▸ EXCERPTED RECORDS
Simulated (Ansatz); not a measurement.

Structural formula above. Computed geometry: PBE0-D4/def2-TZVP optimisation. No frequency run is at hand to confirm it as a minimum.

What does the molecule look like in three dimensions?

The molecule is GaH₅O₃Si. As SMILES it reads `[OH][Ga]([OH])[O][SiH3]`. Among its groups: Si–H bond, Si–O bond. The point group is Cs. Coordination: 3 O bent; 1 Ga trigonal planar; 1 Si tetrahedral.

▸ ASSIGNMENT
Using the entries shown above, reproduce verbatim the lines from the line bearing "Structural formula above." to the line bearing "What does the", inclusive.

▸ WRITTEN RESPONSE
Structural formula above. Computed geometry: PBE0-D4/def2-TZVP optimisation. No frequency run is at hand to confirm it as a minimum.

What does the molecule look like in three dimensions?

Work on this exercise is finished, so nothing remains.